Top of Data extract

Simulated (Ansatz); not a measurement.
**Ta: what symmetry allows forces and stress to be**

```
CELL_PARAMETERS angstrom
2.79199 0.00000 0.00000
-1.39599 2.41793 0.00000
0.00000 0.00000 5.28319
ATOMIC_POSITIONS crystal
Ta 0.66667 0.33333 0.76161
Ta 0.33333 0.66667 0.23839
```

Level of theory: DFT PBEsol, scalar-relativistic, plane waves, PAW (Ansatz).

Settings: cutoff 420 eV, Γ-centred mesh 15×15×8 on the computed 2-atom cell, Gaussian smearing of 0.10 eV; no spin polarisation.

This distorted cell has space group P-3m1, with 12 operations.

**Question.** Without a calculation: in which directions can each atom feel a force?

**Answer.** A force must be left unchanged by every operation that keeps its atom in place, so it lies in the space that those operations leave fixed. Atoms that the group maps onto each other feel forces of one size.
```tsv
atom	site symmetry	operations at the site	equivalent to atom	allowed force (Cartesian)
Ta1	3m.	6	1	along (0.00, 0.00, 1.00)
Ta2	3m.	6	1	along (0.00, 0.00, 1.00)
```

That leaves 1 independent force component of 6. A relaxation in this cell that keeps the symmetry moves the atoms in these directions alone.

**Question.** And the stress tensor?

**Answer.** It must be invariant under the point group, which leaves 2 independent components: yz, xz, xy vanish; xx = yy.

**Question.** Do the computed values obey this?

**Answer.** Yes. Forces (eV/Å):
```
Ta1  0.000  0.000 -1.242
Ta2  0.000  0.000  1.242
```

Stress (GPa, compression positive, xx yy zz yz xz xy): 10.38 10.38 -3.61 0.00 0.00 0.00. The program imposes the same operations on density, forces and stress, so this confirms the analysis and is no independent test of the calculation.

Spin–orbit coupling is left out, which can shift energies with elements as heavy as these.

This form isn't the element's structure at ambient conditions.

Bottom of Data extract

• Required action
Starting with the first line of the entries and ending with the line that has "Stress (GPa, compression", copy each line exactly and add nothing.

• Task response
Simulated (Ansatz); not a measurement.
**Ta: what symmetry allows forces and stress to be**

```
CELL_PARAMETERS angstrom
2.79199 0.00000 0.00000
-1.39599 2.41793 0.00000
0.00000 0.00000 5.28319
ATOMIC_POSITIONS crystal
Ta 0.66667 0.33333 0.76161
Ta 0.33333 0.66667 0.23839
```

Level of theory: DFT PBEsol, scalar-relativistic, plane waves, PAW (Ansatz).

Settings: cutoff 420 eV, Γ-centred mesh 15×15×8 on the computed 2-atom cell, Gaussian smearing of 0.10 eV; no spin polarisation.

This distorted cell has space group P-3m1, with 12 operations.

**Question.** Without a calculation: in which directions can each atom feel a force?

**Answer.** A force must be left unchanged by every operation that keeps its atom in place, so it lies in the space that those operations leave fixed. Atoms that the group maps onto each other feel forces of one size.
```tsv
atom	site symmetry	operations at the site	equivalent to atom	allowed force (Cartesian)
Ta1	3m.	6	1	along (0.00, 0.00, 1.00)
Ta2	3m.	6	1	along (0.00, 0.00, 1.00)
```

That leaves 1 independent force component of 6. A relaxation in this cell that keeps the symmetry moves the atoms in these directions alone.

**Question.** And the stress tensor?

**Answer.** It must be invariant under the point group, which leaves 2 independent components: yz, xz, xy vanish; xx = yy.

**Question.** Do the computed values obey this?

**Answer.** Yes. Forces (eV/Å):
```
Ta1  0.000  0.000 -1.242
Ta2  0.000  0.000  1.242
```

Stress (GPa, compression positive, xx yy zz yz xz xy): 10.38 10.38 -3.61 0.00 0.00 0.00. The program imposes the same operations on density, forces and stress, so this confirms the analysis and is no independent test of the calculation.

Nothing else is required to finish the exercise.